^^^^^^^^
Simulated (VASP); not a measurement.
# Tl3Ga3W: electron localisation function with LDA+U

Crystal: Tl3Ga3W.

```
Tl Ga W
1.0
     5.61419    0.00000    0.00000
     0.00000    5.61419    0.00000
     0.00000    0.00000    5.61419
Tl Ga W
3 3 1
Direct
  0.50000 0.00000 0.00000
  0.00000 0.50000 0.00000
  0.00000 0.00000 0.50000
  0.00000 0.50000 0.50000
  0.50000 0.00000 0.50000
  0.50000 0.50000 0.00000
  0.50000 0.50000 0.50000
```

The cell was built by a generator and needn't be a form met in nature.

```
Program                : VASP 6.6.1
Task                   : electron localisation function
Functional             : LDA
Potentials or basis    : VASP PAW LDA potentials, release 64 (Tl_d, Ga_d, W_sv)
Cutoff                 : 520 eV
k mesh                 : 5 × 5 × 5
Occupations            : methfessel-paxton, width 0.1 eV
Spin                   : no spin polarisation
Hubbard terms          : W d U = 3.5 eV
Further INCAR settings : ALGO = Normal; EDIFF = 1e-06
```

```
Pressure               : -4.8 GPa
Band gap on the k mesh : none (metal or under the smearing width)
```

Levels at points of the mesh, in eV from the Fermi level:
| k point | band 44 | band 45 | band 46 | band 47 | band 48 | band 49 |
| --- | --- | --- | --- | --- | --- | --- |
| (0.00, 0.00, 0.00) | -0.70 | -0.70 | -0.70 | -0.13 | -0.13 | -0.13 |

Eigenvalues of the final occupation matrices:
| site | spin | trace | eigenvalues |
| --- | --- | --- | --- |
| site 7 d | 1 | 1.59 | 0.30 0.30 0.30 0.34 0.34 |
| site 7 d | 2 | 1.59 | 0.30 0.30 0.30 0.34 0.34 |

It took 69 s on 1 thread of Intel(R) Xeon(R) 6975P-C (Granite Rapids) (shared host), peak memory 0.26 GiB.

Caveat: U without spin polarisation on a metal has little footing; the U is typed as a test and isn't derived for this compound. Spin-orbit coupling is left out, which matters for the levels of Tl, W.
^^^^^^^^

Only the lines from the start of the material through the line containing "48 | band 49 |" should be repeated, and they should be repeated exactly.

* _Your solution_
Simulated (VASP); not a measurement.
# Tl3Ga3W: electron localisation function with LDA+U

Crystal: Tl3Ga3W.

```
Tl Ga W
1.0
     5.61419    0.00000    0.00000
     0.00000    5.61419    0.00000
     0.00000    0.00000    5.61419
Tl Ga W
3 3 1
Direct
  0.50000 0.00000 0.00000
  0.00000 0.50000 0.00000
  0.00000 0.00000 0.50000
  0.00000 0.50000 0.50000
  0.50000 0.00000 0.50000
  0.50000 0.50000 0.00000
  0.50000 0.50000 0.50000
```

The cell was built by a generator and needn't be a form met in nature.

```
Program                : VASP 6.6.1
Task                   : electron localisation function
Functional             : LDA
Potentials or basis    : VASP PAW LDA potentials, release 64 (Tl_d, Ga_d, W_sv)
Cutoff                 : 520 eV
k mesh                 : 5 × 5 × 5
Occupations            : methfessel-paxton, width 0.1 eV
Spin                   : no spin polarisation
Hubbard terms          : W d U = 3.5 eV
Further INCAR settings : ALGO = Normal; EDIFF = 1e-06
```

```
Pressure               : -4.8 GPa
Band gap on the k mesh : none (metal or under the smearing width)
```

Levels at points of the mesh, in eV from the Fermi level:
| k point | band 44 | band 45 | band 46 | band 47 | band 48 | band 49 |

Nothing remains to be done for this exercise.